# ACTION ITEM
The span to repeat in the listing below runs from the line containing "ClH₄N₂Si (doublet). The" to the line containing "What is the character of this orbital?", inclusive. Repeat it exactly, and only it.

*** Opening of ENTRIES SHOWN ***

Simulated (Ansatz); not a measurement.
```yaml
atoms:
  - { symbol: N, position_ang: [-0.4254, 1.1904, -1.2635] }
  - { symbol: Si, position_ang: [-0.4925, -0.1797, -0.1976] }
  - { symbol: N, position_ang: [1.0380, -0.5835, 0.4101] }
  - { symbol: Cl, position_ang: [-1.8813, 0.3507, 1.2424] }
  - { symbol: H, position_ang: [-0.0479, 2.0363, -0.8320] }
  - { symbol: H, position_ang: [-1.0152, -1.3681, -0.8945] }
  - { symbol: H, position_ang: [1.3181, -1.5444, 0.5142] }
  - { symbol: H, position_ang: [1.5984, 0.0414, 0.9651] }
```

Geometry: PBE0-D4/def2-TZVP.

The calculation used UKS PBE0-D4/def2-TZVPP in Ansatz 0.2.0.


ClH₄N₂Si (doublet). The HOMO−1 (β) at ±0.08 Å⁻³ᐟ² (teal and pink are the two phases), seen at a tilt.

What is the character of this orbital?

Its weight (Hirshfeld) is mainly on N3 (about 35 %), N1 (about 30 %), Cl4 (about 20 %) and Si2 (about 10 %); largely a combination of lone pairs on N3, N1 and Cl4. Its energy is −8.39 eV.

*** Close of ENTRIES SHOWN ***

# SOLUTION
ClH₄N₂Si (doublet). The HOMO−1 (β) at ±0.08 Å⁻³ᐟ² (teal and pink are the two phases), seen at a tilt.

What is the character of this orbital?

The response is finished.